SUPPLIED ENTRIES
--

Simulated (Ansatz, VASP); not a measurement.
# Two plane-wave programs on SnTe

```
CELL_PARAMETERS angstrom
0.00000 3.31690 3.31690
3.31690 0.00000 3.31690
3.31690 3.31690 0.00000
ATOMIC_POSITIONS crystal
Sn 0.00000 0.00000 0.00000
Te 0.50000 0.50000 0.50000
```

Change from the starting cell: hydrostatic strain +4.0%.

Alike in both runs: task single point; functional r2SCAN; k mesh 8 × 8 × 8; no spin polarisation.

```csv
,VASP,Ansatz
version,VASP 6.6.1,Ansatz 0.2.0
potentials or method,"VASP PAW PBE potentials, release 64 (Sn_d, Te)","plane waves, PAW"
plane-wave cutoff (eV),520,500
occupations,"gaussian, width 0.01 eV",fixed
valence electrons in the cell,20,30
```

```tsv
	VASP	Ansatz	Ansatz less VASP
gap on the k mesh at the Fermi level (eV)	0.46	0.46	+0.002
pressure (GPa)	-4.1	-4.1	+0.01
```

--

ACTION ITEM
With nothing left out, print the data above exactly.

PROBLEM SOLUTION
Simulated (Ansatz, VASP); not a measurement.
# Two plane-wave programs on SnTe

```
CELL_PARAMETERS angstrom
0.00000 3.31690 3.31690
3.31690 0.00000 3.31690
3.31690 3.31690 0.00000
ATOMIC_POSITIONS crystal
Sn 0.00000 0.00000 0.00000
Te 0.50000 0.50000 0.50000
```

Change from the starting cell: hydrostatic strain +4.0%.

Alike in both runs: task single point; functional r2SCAN; k mesh 8 × 8 × 8; no spin polarisation.

```csv
,VASP,Ansatz
version,VASP 6.6.1,Ansatz 0.2.0
potentials or method,"VASP PAW PBE potentials, release 64 (Sn_d, Te)","plane waves, PAW"
plane-wave cutoff (eV),520,500
occupations,"gaussian, width 0.01 eV",fixed
valence electrons in the cell,20,30
```

```tsv
	VASP	Ansatz	Ansatz less VASP
gap on the k mesh at the Fermi level (eV)	0.46	0.46	+0.002
pressure (GPa)	-4.1	-4.1	+0.01
```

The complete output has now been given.